▶ WORK ORDER
The response must match the data below exactly, line for line.

▶ EXTRACTED INFORMATION
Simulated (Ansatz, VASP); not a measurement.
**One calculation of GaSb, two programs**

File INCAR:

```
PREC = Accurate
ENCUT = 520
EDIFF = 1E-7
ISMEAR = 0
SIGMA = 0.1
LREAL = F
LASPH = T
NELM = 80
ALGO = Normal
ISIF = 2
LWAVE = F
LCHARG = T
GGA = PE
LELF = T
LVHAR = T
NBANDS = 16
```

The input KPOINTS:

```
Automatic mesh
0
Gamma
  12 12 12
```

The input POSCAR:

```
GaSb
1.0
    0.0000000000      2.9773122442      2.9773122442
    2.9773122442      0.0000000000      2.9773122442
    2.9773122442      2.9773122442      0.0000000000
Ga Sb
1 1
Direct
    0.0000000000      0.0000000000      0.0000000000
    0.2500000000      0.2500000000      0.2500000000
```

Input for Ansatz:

▶ TASK OUTPUT
Simulated (Ansatz, VASP); not a measurement.
**One calculation of GaSb, two programs**

File INCAR:

```
PREC = Accurate
ENCUT = 520
EDIFF = 1E-7
ISMEAR = 0
SIGMA = 0.1
LREAL = F
LASPH = T
NELM = 80
ALGO = Normal
ISIF = 2
LWAVE = F
LCHARG = T
GGA = PE
LELF = T
LVHAR = T
NBANDS = 16
```

The input KPOINTS:

```
Automatic mesh
0
Gamma
  12 12 12
```

The input POSCAR:

```
GaSb
1.0
    0.0000000000      2.9773122442      2.9773122442
    2.9773122442      0.0000000000      2.9773122442
    2.9773122442      2.9773122442      0.0000000000
Ga Sb
1 1
Direct
    0.0000000000      0.0000000000      0.0000000000
    0.2500000000      0.2500000000      0.2500000000
```

Input for Ansatz:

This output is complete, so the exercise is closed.